::::::

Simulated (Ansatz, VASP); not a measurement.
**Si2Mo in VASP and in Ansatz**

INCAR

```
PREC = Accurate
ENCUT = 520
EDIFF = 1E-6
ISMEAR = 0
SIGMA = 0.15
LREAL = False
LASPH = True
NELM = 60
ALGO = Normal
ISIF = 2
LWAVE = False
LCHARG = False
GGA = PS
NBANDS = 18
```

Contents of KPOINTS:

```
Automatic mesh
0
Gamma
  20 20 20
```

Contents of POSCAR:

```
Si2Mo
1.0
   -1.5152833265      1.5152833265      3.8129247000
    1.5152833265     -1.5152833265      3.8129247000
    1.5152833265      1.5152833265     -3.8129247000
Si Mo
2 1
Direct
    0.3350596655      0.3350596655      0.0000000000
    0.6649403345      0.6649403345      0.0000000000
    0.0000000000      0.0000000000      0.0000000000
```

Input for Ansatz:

::::::

■ **Work order**: Please repeat each entry exactly as written.

■ **Written answer**:
Simulated (Ansatz, VASP); not a measurement.
**Si2Mo in VASP and in Ansatz**

INCAR

```
PREC = Accurate
ENCUT = 520
EDIFF = 1E-6
ISMEAR = 0
SIGMA = 0.15
LREAL = False
LASPH = True
NELM = 60
ALGO = Normal
ISIF = 2
LWAVE = False
LCHARG = False
GGA = PS
NBANDS = 18
```

Contents of KPOINTS:

```
Automatic mesh
0
Gamma
  20 20 20
```

Contents of POSCAR:

```
Si2Mo
1.0
   -1.5152833265      1.5152833265      3.8129247000
    1.5152833265     -1.5152833265      3.8129247000
    1.5152833265      1.5152833265     -3.8129247000
Si Mo
2 1
Direct
    0.3350596655      0.3350596655      0.0000000000
    0.6649403345      0.6649403345      0.0000000000
    0.0000000000      0.0000000000      0.0000000000
```

Input for Ansatz:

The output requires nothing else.